Dataset extract:
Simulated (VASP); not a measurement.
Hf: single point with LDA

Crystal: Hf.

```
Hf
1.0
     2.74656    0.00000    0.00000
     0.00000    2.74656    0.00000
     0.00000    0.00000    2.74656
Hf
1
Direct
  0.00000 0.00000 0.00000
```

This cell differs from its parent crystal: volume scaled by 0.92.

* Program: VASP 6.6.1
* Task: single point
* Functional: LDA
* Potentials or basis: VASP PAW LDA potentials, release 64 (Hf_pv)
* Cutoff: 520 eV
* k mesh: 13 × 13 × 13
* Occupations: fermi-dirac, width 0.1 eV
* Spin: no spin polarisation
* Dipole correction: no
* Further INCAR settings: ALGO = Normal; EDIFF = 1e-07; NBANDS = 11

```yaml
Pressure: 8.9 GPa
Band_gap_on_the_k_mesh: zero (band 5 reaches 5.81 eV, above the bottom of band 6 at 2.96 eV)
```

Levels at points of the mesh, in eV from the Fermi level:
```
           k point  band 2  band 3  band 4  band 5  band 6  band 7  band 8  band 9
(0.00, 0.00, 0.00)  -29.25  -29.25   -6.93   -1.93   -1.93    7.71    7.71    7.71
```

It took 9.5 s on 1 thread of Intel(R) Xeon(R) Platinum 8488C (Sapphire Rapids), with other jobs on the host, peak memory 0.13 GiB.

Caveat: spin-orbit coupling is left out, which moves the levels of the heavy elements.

Activity: Take the listing from its first line to the line containing "Dipole correction: no". Reproduce those lines exactly and nothing else.

Exercise response:
Simulated (VASP); not a measurement.
Hf: single point with LDA

Crystal: Hf.

```
Hf
1.0
     2.74656    0.00000    0.00000
     0.00000    2.74656    0.00000
     0.00000    0.00000    2.74656
Hf
1
Direct
  0.00000 0.00000 0.00000
```

This cell differs from its parent crystal: volume scaled by 0.92.

* Program: VASP 6.6.1
* Task: single point
* Functional: LDA
* Potentials or basis: VASP PAW LDA potentials, release 64 (Hf_pv)
* Cutoff: 520 eV
* k mesh: 13 × 13 × 13
* Occupations: fermi-dirac, width 0.1 eV
* Spin: no spin polarisation
* Dipole correction: no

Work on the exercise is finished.